- - - -

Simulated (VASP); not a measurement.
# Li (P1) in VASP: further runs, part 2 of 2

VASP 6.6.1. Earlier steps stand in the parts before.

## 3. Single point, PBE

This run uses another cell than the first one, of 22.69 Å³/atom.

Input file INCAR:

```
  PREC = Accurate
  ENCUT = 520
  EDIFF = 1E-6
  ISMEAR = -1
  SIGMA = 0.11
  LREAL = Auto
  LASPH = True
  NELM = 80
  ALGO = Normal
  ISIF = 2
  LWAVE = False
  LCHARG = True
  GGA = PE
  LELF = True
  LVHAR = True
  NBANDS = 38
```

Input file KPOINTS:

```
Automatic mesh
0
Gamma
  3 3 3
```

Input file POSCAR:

- - - -

*ASSIGNMENT*. Exact reproduction of the entire listing is required.

*EXPECTED ANSWER*.
Simulated (VASP); not a measurement.
# Li (P1) in VASP: further runs, part 2 of 2

VASP 6.6.1. Earlier steps stand in the parts before.

## 3. Single point, PBE

This run uses another cell than the first one, of 22.69 Å³/atom.

Input file INCAR:

```
  PREC = Accurate
  ENCUT = 520
  EDIFF = 1E-6
  ISMEAR = -1
  SIGMA = 0.11
  LREAL = Auto
  LASPH = True
  NELM = 80
  ALGO = Normal
  ISIF = 2
  LWAVE = False
  LCHARG = True
  GGA = PE
  LELF = True
  LVHAR = True
  NBANDS = 38
```

Input file KPOINTS:

```
Automatic mesh
0
Gamma
  3 3 3
```

Input file POSCAR:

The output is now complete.